Brief: Every record must be copied exactly.

=====

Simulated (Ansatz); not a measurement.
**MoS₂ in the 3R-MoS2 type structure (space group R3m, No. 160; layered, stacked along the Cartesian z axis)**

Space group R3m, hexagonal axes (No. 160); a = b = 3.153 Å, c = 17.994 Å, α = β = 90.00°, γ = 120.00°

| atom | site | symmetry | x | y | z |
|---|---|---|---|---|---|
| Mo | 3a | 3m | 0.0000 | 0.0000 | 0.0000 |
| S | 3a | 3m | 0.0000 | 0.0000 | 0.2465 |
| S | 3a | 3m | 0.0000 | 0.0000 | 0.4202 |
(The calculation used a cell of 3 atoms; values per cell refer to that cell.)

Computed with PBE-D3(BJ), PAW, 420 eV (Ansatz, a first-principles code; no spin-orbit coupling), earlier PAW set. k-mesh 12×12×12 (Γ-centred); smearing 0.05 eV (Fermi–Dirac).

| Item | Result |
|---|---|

=====

Result:
Simulated (Ansatz); not a measurement.
**MoS₂ in the 3R-MoS2 type structure (space group R3m, No. 160; layered, stacked along the Cartesian z axis)**

Space group R3m, hexagonal axes (No. 160); a = b = 3.153 Å, c = 17.994 Å, α = β = 90.00°, γ = 120.00°

| atom | site | symmetry | x | y | z |
|---|---|---|---|---|---|
| Mo | 3a | 3m | 0.0000 | 0.0000 | 0.0000 |
| S | 3a | 3m | 0.0000 | 0.0000 | 0.2465 |
| S | 3a | 3m | 0.0000 | 0.0000 | 0.4202 |
(The calculation used a cell of 3 atoms; values per cell refer to that cell.)

Computed with PBE-D3(BJ), PAW, 420 eV (Ansatz, a first-principles code; no spin-orbit coupling), earlier PAW set. k-mesh 12×12×12 (Γ-centred); smearing 0.05 eV (Fermi–Dirac).

| Item | Result |
|---|---|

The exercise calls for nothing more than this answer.